[INFORMATION PROVIDED]

Start of Block

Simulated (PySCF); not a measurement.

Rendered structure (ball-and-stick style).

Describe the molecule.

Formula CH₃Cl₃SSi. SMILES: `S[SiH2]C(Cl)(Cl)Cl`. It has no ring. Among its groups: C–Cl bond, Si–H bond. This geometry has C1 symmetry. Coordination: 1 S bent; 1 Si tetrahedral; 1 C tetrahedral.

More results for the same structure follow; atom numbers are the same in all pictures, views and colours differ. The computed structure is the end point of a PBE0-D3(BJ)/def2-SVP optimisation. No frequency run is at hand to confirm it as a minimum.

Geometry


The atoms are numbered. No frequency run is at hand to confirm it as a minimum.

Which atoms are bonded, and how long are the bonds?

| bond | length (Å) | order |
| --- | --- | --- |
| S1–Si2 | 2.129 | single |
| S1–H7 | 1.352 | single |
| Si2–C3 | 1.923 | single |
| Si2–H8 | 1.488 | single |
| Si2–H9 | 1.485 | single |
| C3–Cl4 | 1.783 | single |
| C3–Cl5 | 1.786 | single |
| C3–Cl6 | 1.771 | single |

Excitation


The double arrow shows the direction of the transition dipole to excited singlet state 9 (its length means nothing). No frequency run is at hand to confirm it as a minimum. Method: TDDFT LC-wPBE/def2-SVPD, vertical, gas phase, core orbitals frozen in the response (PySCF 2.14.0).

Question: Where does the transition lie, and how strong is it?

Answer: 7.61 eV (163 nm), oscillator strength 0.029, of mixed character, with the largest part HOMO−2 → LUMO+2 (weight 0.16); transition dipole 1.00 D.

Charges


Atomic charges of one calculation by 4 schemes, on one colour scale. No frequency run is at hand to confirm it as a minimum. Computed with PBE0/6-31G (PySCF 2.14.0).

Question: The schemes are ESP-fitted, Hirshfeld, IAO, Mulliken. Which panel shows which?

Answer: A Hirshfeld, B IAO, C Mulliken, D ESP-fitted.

End of Block

[ACTION ITEM] If a line comes after the one that contains "1 C tetrahedral.", leave it out; return every line of the entries up to that point exactly, starting with the first, with that line included.

[YOUR SOLUTION]
Simulated (PySCF); not a measurement.

Rendered structure (ball-and-stick style).

Describe the molecule.

Formula CH₃Cl₃SSi. SMILES: `S[SiH2]C(Cl)(Cl)Cl`. It has no ring. Among its groups: C–Cl bond, Si–H bond. This geometry has C1 symmetry. Coordination: 1 S bent; 1 Si tetrahedral; 1 C tetrahedral.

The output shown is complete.